> Work request: The first line of the entries through the line bearing "final total energy.": copy these lines exactly and return nothing else.

> Data for review:
- Opening Delimiter -

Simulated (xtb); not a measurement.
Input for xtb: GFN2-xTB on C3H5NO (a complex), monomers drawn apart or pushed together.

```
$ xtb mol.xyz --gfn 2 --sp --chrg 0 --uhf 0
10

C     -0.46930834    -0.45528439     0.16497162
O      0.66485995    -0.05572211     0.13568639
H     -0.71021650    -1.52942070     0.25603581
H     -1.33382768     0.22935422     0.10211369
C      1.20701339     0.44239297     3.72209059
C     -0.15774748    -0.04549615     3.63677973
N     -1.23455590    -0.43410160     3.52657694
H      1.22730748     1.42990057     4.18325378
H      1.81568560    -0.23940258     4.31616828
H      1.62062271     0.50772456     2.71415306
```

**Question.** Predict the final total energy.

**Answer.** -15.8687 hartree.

- Closing Delimiter -

> Task response:
Simulated (xtb); not a measurement.
Input for xtb: GFN2-xTB on C3H5NO (a complex), monomers drawn apart or pushed together.

```
$ xtb mol.xyz --gfn 2 --sp --chrg 0 --uhf 0
10

C     -0.46930834    -0.45528439     0.16497162
O      0.66485995    -0.05572211     0.13568639
H     -0.71021650    -1.52942070     0.25603581
H     -1.33382768     0.22935422     0.10211369
C      1.20701339     0.44239297     3.72209059
C     -0.15774748    -0.04549615     3.63677973
N     -1.23455590    -0.43410160     3.52657694
H      1.22730748     1.42990057     4.18325378
H      1.81568560    -0.23940258     4.31616828
H      1.62062271     0.50772456     2.71415306
```

**Question.** Predict the final total energy.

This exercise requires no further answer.